WORK TASK
Extract, unchanged, every line from the top of the material below through the line with "Alike in both", and no more.

*-*-*

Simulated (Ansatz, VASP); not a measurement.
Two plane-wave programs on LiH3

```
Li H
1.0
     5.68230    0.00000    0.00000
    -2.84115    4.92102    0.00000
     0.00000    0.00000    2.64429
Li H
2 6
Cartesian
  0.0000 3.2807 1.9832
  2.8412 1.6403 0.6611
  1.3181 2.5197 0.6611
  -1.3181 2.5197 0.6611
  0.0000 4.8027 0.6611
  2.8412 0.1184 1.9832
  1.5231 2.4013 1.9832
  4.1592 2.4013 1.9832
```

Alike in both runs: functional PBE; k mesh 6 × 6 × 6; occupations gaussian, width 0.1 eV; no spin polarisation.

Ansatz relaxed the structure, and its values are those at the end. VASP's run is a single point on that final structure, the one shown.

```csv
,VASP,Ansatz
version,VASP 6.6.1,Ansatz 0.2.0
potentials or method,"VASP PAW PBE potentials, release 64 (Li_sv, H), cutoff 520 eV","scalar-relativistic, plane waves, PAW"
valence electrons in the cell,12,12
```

*-*-*

REPLY
Simulated (Ansatz, VASP); not a measurement.
Two plane-wave programs on LiH3

```
Li H
1.0
     5.68230    0.00000    0.00000
    -2.84115    4.92102    0.00000
     0.00000    0.00000    2.64429
Li H
2 6
Cartesian
  0.0000 3.2807 1.9832
  2.8412 1.6403 0.6611
  1.3181 2.5197 0.6611
  -1.3181 2.5197 0.6611
  0.0000 4.8027 0.6611
  2.8412 0.1184 1.9832
  1.5231 2.4013 1.9832
  4.1592 2.4013 1.9832
```

Alike in both runs: functional PBE; k mesh 6 × 6 × 6; occupations gaussian, width 0.1 eV; no spin polarisation.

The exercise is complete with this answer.